═════ DATA ═════

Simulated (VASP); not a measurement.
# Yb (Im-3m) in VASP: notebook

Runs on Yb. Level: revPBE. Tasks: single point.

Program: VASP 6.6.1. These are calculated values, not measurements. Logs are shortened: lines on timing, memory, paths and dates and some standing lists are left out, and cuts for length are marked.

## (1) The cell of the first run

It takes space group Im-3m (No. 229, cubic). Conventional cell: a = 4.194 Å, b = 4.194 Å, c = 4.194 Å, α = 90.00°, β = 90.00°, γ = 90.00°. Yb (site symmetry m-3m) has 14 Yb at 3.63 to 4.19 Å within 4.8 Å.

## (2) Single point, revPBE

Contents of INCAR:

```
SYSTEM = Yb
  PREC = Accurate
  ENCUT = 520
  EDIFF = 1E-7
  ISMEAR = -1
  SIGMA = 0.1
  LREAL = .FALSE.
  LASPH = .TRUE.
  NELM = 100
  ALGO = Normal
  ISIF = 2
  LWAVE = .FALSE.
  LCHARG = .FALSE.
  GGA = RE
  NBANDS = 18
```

═════

Write out the entries above once more, without altering anything.

Simulated (VASP); not a measurement.
# Yb (Im-3m) in VASP: notebook

Runs on Yb. Level: revPBE. Tasks: single point.

Program: VASP 6.6.1. These are calculated values, not measurements. Logs are shortened: lines on timing, memory, paths and dates and some standing lists are left out, and cuts for length are marked.

## (1) The cell of the first run

It takes space group Im-3m (No. 229, cubic). Conventional cell: a = 4.194 Å, b = 4.194 Å, c = 4.194 Å, α = 90.00°, β = 90.00°, γ = 90.00°. Yb (site symmetry m-3m) has 14 Yb at 3.63 to 4.19 Å within 4.8 Å.

## (2) Single point, revPBE

Contents of INCAR:

```
SYSTEM = Yb
  PREC = Accurate
  ENCUT = 520
  EDIFF = 1E-7
  ISMEAR = -1
  SIGMA = 0.1
  LREAL = .FALSE.
  LASPH = .TRUE.
  NELM = 100
  ALGO = Normal
  ISIF = 2
  LWAVE = .FALSE.
  LCHARG = .FALSE.
  GGA = RE
  NBANDS = 18
```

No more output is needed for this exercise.